Exercise. Return the records exactly, please. Every line should match.

[Opening Listed records section]

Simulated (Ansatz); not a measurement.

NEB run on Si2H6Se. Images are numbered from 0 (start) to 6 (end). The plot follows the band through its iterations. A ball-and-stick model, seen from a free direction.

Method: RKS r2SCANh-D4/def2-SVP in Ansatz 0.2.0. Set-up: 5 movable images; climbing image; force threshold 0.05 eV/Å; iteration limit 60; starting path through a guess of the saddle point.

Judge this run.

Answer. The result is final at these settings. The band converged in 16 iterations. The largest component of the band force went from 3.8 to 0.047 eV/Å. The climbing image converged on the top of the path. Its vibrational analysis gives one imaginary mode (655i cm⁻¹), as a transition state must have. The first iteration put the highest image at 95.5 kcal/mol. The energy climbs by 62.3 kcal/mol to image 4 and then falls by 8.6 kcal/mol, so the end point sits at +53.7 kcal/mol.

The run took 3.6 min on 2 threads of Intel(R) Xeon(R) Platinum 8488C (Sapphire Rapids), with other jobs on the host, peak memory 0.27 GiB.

[Closing Listed records section]

Response area.
Simulated (Ansatz); not a measurement.

NEB run on Si2H6Se. Images are numbered from 0 (start) to 6 (end). The plot follows the band through its iterations. A ball-and-stick model, seen from a free direction.

Method: RKS r2SCANh-D4/def2-SVP in Ansatz 0.2.0. Set-up: 5 movable images; climbing image; force threshold 0.05 eV/Å; iteration limit 60; starting path through a guess of the saddle point.

Judge this run.

Answer. The result is final at these settings. The band converged in 16 iterations. The largest component of the band force went from 3.8 to 0.047 eV/Å. The climbing image converged on the top of the path. Its vibrational analysis gives one imaginary mode (655i cm⁻¹), as a transition state must have. The first iteration put the highest image at 95.5 kcal/mol. The energy climbs by 62.3 kcal/mol to image 4 and then falls by 8.6 kcal/mol, so the end point sits at +53.7 kcal/mol.

The run took 3.6 min on 2 threads of Intel(R) Xeon(R) Platinum 8488C (Sapphire Rapids), with other jobs on the host, peak memory 0.27 GiB.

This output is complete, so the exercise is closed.